▶ Raw data

================

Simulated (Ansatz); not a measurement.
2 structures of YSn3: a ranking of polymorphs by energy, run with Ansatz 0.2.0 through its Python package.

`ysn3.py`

================

▶ Task item
The required output is the exact run of lines from the beginning of the records to the line with "2 structures of", that line included.

▶ Task result
Simulated (Ansatz); not a measurement.
2 structures of YSn3: a ranking of polymorphs by energy, run with Ansatz 0.2.0 through its Python package.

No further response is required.